Input data:
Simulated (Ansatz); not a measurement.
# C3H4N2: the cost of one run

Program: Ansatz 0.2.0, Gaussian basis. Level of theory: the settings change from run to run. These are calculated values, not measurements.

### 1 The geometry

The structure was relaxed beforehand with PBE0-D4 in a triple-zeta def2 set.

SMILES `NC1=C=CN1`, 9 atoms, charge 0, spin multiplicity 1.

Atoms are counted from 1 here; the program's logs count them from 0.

Work task:
Retype the entries above exactly as they appear.

Answer space:
Simulated (Ansatz); not a measurement.
# C3H4N2: the cost of one run

Program: Ansatz 0.2.0, Gaussian basis. Level of theory: the settings change from run to run. These are calculated values, not measurements.

### 1 The geometry

The structure was relaxed beforehand with PBE0-D4 in a triple-zeta def2 set.

SMILES `NC1=C=CN1`, 9 atoms, charge 0, spin multiplicity 1.

Atoms are counted from 1 here; the program's logs count them from 0.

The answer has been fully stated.